* [Available data]
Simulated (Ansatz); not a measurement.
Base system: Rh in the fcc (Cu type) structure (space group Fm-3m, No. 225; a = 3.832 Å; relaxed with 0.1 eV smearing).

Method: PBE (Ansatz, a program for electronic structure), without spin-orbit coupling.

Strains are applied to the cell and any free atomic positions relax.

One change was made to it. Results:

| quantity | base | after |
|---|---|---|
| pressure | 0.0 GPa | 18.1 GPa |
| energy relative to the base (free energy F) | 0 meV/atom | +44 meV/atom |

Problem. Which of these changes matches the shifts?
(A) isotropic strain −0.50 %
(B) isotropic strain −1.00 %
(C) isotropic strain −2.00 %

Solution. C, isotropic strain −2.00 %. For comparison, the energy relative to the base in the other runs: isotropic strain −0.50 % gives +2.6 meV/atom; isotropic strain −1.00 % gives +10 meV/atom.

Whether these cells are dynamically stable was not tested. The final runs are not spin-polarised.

* [Task item] The first line of the listing above through the line containing "Solution. C, isotropic": print exactly that, both ends included.

* [Result]
Simulated (Ansatz); not a measurement.
Base system: Rh in the fcc (Cu type) structure (space group Fm-3m, No. 225; a = 3.832 Å; relaxed with 0.1 eV smearing).

Method: PBE (Ansatz, a program for electronic structure), without spin-orbit coupling.

Strains are applied to the cell and any free atomic positions relax.

One change was made to it. Results:

| quantity | base | after |
|---|---|---|
| pressure | 0.0 GPa | 18.1 GPa |
| energy relative to the base (free energy F) | 0 meV/atom | +44 meV/atom |

Problem. Which of these changes matches the shifts?
(A) isotropic strain −0.50 %
(B) isotropic strain −1.00 %
(C) isotropic strain −2.00 %

Solution. C, isotropic strain −2.00 %. For comparison, the energy relative to the base in the other runs: isotropic strain −0.50 % gives +2.6 meV/atom; isotropic strain −1.00 % gives +10 meV/atom.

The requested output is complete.